EXTRACTED DATA ->
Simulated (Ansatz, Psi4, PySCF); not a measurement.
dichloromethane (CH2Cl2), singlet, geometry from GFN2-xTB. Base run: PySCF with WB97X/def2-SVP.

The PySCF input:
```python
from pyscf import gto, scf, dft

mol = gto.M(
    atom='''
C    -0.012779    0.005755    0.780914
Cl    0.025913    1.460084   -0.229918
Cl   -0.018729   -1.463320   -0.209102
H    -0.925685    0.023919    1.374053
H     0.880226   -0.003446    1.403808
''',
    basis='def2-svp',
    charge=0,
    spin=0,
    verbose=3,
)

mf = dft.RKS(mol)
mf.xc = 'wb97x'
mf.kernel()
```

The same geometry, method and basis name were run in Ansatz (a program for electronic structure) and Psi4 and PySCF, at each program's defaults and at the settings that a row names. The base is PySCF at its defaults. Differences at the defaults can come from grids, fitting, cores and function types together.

WORK INSTRUCTION ->
The full data, repeated exactly, is the only acceptable output.

TASK RESPONSE ->
Simulated (Ansatz, Psi4, PySCF); not a measurement.
dichloromethane (CH2Cl2), singlet, geometry from GFN2-xTB. Base run: PySCF with WB97X/def2-SVP.

The PySCF input:
```python
from pyscf import gto, scf, dft

mol = gto.M(
    atom='''
C    -0.012779    0.005755    0.780914
Cl    0.025913    1.460084   -0.229918
Cl   -0.018729   -1.463320   -0.209102
H    -0.925685    0.023919    1.374053
H     0.880226   -0.003446    1.403808
''',
    basis='def2-svp',
    charge=0,
    spin=0,
    verbose=3,
)

mf = dft.RKS(mol)
mf.xc = 'wb97x'
mf.kernel()
```

The same geometry, method and basis name were run in Ansatz (a program for electronic structure) and Psi4 and PySCF, at each program's defaults and at the settings that a row names. The base is PySCF at its defaults. Differences at the defaults can come from grids, fitting, cores and function types together.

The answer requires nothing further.